## Entries shown
______
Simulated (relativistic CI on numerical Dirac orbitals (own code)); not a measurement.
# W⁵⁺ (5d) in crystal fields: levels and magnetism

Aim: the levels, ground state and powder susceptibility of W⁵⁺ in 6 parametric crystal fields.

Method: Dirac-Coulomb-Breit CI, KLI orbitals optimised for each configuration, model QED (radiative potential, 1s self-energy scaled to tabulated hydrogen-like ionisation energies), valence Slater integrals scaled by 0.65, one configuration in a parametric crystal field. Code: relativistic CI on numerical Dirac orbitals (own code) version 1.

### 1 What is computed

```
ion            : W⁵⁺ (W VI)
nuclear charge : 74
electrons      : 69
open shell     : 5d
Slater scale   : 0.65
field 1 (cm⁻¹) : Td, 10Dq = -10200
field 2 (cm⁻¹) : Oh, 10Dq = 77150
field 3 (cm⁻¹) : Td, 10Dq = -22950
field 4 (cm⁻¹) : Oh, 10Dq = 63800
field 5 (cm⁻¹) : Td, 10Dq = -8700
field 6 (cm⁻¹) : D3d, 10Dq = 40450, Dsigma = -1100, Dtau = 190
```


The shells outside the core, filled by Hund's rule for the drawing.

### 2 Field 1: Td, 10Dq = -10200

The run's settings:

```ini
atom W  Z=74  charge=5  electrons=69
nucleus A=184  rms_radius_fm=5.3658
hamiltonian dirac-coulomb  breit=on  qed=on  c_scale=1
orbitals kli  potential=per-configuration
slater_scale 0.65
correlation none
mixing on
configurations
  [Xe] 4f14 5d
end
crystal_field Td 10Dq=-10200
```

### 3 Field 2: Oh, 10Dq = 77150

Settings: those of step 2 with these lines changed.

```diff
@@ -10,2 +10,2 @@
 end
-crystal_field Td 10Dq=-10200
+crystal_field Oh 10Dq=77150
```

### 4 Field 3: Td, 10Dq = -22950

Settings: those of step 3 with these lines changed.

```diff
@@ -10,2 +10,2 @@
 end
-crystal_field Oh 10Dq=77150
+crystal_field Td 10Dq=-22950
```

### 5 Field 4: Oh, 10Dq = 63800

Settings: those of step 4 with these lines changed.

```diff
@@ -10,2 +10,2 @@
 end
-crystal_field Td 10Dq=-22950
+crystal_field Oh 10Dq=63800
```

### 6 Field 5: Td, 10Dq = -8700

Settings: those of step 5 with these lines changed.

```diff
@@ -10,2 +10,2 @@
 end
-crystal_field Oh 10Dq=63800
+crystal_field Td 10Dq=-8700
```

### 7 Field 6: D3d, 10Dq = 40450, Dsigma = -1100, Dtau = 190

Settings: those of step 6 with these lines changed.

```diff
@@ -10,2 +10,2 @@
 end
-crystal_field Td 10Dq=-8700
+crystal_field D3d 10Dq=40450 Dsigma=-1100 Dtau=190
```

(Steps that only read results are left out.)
______

## Work instruction
Exactly as written, reproduce the lines of the data above from the first line through the line where "Aim: the levels, ground" appears.

## Exercise solution
Simulated (relativistic CI on numerical Dirac orbitals (own code)); not a measurement.
# W⁵⁺ (5d) in crystal fields: levels and magnetism

Aim: the levels, ground state and powder susceptibility of W⁵⁺ in 6 parametric crystal fields.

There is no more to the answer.